● **WORK ITEM**
In your reply, reproduce the lines from the first one below to the line containing "A: λ = hc/E", inclusive, exactly as they stand.

● **RECORD EXCERPTS**
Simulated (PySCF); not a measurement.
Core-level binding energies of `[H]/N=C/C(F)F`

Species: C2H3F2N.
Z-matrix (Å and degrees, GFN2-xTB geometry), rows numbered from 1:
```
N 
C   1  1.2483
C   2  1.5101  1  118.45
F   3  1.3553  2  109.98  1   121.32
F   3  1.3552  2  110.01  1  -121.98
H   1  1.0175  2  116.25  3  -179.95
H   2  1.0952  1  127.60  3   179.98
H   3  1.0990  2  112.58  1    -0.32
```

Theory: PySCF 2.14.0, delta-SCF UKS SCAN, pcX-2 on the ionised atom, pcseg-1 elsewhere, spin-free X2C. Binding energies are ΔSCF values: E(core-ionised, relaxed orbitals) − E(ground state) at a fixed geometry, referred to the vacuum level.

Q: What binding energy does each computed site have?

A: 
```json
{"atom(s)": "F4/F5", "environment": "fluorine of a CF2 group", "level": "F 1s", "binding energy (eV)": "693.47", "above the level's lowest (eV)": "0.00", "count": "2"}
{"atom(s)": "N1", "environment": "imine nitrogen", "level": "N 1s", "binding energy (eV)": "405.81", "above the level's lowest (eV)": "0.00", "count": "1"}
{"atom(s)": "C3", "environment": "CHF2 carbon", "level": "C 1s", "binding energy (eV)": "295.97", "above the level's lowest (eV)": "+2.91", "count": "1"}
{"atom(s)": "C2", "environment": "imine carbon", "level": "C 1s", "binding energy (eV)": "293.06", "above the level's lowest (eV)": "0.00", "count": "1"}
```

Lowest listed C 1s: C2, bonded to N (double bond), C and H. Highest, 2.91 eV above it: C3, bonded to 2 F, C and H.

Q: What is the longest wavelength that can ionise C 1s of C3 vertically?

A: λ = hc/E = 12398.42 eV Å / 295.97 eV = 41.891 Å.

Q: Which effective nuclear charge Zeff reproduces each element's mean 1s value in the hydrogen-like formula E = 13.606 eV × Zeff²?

● **WRITTEN SOLUTION**
Simulated (PySCF); not a measurement.
Core-level binding energies of `[H]/N=C/C(F)F`

Species: C2H3F2N.
Z-matrix (Å and degrees, GFN2-xTB geometry), rows numbered from 1:
```
N 
C   1  1.2483
C   2  1.5101  1  118.45
F   3  1.3553  2  109.98  1   121.32
F   3  1.3552  2  110.01  1  -121.98
H   1  1.0175  2  116.25  3  -179.95
H   2  1.0952  1  127.60  3   179.98
H   3  1.0990  2  112.58  1    -0.32
```

Theory: PySCF 2.14.0, delta-SCF UKS SCAN, pcX-2 on the ionised atom, pcseg-1 elsewhere, spin-free X2C. Binding energies are ΔSCF values: E(core-ionised, relaxed orbitals) − E(ground state) at a fixed geometry, referred to the vacuum level.

Q: What binding energy does each computed site have?

A: 
```json
{"atom(s)": "F4/F5", "environment": "fluorine of a CF2 group", "level": "F 1s", "binding energy (eV)": "693.47", "above the level's lowest (eV)": "0.00", "count": "2"}
{"atom(s)": "N1", "environment": "imine nitrogen", "level": "N 1s", "binding energy (eV)": "405.81", "above the level's lowest (eV)": "0.00", "count": "1"}
{"atom(s)": "C3", "environment": "CHF2 carbon", "level": "C 1s", "binding energy (eV)": "295.97", "above the level's lowest (eV)": "+2.91", "count": "1"}
{"atom(s)": "C2", "environment": "imine carbon", "level": "C 1s", "binding energy (eV)": "293.06", "above the level's lowest (eV)": "0.00", "count": "1"}
```

Lowest listed C 1s: C2, bonded to N (double bond), C and H. Highest, 2.91 eV above it: C3, bonded to 2 F, C and H.

Q: What is the longest wavelength that can ionise C 1s of C3 vertically?

A: λ = hc/E = 12398.42 eV Å / 295.97 eV = 41.891 Å.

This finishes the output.